Data supplied
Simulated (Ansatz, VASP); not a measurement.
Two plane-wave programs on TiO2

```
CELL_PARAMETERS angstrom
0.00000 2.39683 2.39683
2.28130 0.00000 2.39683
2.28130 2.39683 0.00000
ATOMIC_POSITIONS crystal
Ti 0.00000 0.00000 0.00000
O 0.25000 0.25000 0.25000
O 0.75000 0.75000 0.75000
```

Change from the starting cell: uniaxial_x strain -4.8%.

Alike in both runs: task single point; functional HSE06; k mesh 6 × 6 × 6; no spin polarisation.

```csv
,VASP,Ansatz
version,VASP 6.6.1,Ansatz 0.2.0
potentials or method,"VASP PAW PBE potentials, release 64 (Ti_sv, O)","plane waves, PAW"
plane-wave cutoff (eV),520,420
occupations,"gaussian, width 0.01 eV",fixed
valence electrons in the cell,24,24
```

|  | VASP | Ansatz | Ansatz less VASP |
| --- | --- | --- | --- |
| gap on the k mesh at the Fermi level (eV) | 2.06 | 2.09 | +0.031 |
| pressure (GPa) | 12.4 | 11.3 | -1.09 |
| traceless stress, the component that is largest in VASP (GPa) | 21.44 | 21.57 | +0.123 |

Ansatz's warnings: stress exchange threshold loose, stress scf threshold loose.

Assignment
Copy out, word for word, the part of the entries above that begins at the line with "Two plane-wave programs on TiO2" and ends at the line with "Change from the", including both.

Written reply
Two plane-wave programs on TiO2

```
CELL_PARAMETERS angstrom
0.00000 2.39683 2.39683
2.28130 0.00000 2.39683
2.28130 2.39683 0.00000
ATOMIC_POSITIONS crystal
Ti 0.00000 0.00000 0.00000
O 0.25000 0.25000 0.25000
O 0.75000 0.75000 0.75000
```

Change from the starting cell: uniaxial_x strain -4.8%.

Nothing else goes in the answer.